**********

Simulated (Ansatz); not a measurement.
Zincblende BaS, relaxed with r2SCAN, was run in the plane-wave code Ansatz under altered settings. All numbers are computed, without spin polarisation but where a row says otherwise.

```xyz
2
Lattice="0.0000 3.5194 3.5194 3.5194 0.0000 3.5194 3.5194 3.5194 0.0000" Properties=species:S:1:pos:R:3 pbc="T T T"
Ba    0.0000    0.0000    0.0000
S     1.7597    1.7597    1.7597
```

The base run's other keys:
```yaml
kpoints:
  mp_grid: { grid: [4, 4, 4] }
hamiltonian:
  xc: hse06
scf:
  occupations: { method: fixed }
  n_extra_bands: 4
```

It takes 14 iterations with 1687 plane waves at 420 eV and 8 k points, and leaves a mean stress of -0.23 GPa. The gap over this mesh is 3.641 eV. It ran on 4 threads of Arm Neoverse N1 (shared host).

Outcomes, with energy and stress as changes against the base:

**********

* **REQUIREMENT**:
Repeat the listing. Keep each line precisely as shown.

* **TASK ANSWER**:
Simulated (Ansatz); not a measurement.
Zincblende BaS, relaxed with r2SCAN, was run in the plane-wave code Ansatz under altered settings. All numbers are computed, without spin polarisation but where a row says otherwise.

```xyz
2
Lattice="0.0000 3.5194 3.5194 3.5194 0.0000 3.5194 3.5194 3.5194 0.0000" Properties=species:S:1:pos:R:3 pbc="T T T"
Ba    0.0000    0.0000    0.0000
S     1.7597    1.7597    1.7597
```

The base run's other keys:
```yaml
kpoints:
  mp_grid: { grid: [4, 4, 4] }
hamiltonian:
  xc: hse06
scf:
  occupations: { method: fixed }
  n_extra_bands: 4
```

It takes 14 iterations with 1687 plane waves at 420 eV and 8 k points, and leaves a mean stress of -0.23 GPa. The gap over this mesh is 3.641 eV. It ran on 4 threads of Arm Neoverse N1 (shared host).

Outcomes, with energy and stress as changes against the base:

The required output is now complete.